Work order: Look in the material below for the line with "### Input of run 4" and the line with "Figure 2. Free", then set down exactly those two lines and all lines between, nothing more.

☆ ☆ ☆ ☆ ☆ ☆ ☆

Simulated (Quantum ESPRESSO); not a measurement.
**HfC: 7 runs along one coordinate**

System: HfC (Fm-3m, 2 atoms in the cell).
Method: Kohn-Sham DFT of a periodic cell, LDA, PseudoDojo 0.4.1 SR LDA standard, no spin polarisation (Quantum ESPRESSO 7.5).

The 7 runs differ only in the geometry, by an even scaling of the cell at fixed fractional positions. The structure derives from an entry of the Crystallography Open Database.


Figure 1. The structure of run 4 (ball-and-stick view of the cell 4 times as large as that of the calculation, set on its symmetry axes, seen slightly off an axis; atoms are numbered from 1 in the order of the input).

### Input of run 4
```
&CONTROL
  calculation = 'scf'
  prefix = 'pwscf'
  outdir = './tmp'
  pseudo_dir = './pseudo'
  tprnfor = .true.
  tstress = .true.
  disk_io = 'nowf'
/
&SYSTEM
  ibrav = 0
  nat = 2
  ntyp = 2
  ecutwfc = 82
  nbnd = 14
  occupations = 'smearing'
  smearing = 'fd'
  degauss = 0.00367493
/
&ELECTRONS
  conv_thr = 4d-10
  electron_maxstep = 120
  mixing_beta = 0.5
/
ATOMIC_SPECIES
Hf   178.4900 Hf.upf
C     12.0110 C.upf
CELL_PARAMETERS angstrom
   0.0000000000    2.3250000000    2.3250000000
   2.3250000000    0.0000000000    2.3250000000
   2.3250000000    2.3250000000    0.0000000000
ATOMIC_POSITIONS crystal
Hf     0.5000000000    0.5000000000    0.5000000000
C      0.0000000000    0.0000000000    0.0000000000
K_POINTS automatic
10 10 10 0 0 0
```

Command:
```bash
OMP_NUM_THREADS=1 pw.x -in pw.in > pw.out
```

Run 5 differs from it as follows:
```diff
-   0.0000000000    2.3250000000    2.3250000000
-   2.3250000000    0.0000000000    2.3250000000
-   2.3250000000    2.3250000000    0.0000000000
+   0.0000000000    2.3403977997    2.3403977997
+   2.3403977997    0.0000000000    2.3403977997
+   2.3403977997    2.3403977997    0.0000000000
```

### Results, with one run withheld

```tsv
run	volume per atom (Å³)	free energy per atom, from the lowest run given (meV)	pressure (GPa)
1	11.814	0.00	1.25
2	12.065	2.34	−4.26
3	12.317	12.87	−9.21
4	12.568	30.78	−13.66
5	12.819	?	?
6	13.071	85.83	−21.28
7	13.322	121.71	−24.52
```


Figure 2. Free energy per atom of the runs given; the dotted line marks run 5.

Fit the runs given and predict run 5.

☆ ☆ ☆ ☆ ☆ ☆ ☆

Response area:
### Input of run 4
```
&CONTROL
  calculation = 'scf'
  prefix = 'pwscf'
  outdir = './tmp'
  pseudo_dir = './pseudo'
  tprnfor = .true.
  tstress = .true.
  disk_io = 'nowf'
/
&SYSTEM
  ibrav = 0
  nat = 2
  ntyp = 2
  ecutwfc = 82
  nbnd = 14
  occupations = 'smearing'
  smearing = 'fd'
  degauss = 0.00367493
/
&ELECTRONS
  conv_thr = 4d-10
  electron_maxstep = 120
  mixing_beta = 0.5
/
ATOMIC_SPECIES
Hf   178.4900 Hf.upf
C     12.0110 C.upf
CELL_PARAMETERS angstrom
   0.0000000000    2.3250000000    2.3250000000
   2.3250000000    0.0000000000    2.3250000000
   2.3250000000    2.3250000000    0.0000000000
ATOMIC_POSITIONS crystal
Hf     0.5000000000    0.5000000000    0.5000000000
C      0.0000000000    0.0000000000    0.0000000000
K_POINTS automatic
10 10 10 0 0 0
```

Command:
```bash
OMP_NUM_THREADS=1 pw.x -in pw.in > pw.out
```

Run 5 differs from it as follows:
```diff
-   0.0000000000    2.3250000000    2.3250000000
-   2.3250000000    0.0000000000    2.3250000000
-   2.3250000000    2.3250000000    0.0000000000
+   0.0000000000    2.3403977997    2.3403977997
+   2.3403977997    0.0000000000    2.3403977997
+   2.3403977997    2.3403977997    0.0000000000
```

### Results, with one run withheld

```tsv
run	volume per atom (Å³)	free energy per atom, from the lowest run given (meV)	pressure (GPa)
1	11.814	0.00	1.25
2	12.065	2.34	−4.26
3	12.317	12.87	−9.21
4	12.568	30.78	−13.66
5	12.819	?	?
6	13.071	85.83	−21.28
7	13.322	121.71	−24.52
```


Figure 2. Free energy per atom of the runs given; the dotted line marks run 5.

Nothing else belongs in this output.